• WORK TASK
When the line with "### What does the map show?" is reached, include it and stop; before that, copy each line of the listing exactly from the first.

• MATERIAL SUPPLIED

=== Section Start ===

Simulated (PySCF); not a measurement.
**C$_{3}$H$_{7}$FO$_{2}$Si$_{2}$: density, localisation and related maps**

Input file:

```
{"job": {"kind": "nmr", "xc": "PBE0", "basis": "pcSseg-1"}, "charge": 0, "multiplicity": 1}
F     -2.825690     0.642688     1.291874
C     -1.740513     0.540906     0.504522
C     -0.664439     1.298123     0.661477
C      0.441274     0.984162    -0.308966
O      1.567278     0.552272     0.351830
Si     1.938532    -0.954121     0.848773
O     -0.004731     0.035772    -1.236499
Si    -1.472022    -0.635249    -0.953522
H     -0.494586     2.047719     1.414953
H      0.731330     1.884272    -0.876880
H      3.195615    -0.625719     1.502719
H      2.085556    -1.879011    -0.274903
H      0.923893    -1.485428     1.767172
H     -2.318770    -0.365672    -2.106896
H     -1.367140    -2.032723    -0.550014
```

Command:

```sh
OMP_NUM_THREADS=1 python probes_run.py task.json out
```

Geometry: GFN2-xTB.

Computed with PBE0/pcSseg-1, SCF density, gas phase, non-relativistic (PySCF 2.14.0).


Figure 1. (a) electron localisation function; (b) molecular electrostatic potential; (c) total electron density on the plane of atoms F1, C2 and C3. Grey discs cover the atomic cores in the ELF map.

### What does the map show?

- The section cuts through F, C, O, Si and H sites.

=== Section End ===

• TASK RESULT
Simulated (PySCF); not a measurement.
**C$_{3}$H$_{7}$FO$_{2}$Si$_{2}$: density, localisation and related maps**

Input file:

```
{"job": {"kind": "nmr", "xc": "PBE0", "basis": "pcSseg-1"}, "charge": 0, "multiplicity": 1}
F     -2.825690     0.642688     1.291874
C     -1.740513     0.540906     0.504522
C     -0.664439     1.298123     0.661477
C      0.441274     0.984162    -0.308966
O      1.567278     0.552272     0.351830
Si     1.938532    -0.954121     0.848773
O     -0.004731     0.035772    -1.236499
Si    -1.472022    -0.635249    -0.953522
H     -0.494586     2.047719     1.414953
H      0.731330     1.884272    -0.876880
H      3.195615    -0.625719     1.502719
H      2.085556    -1.879011    -0.274903
H      0.923893    -1.485428     1.767172
H     -2.318770    -0.365672    -2.106896
H     -1.367140    -2.032723    -0.550014
```

Command:

```sh
OMP_NUM_THREADS=1 python probes_run.py task.json out
```

Geometry: GFN2-xTB.

Computed with PBE0/pcSseg-1, SCF density, gas phase, non-relativistic (PySCF 2.14.0).


Figure 1. (a) electron localisation function; (b) molecular electrostatic potential; (c) total electron density on the plane of atoms F1, C2 and C3. Grey discs cover the atomic cores in the ELF map.

### What does the map show?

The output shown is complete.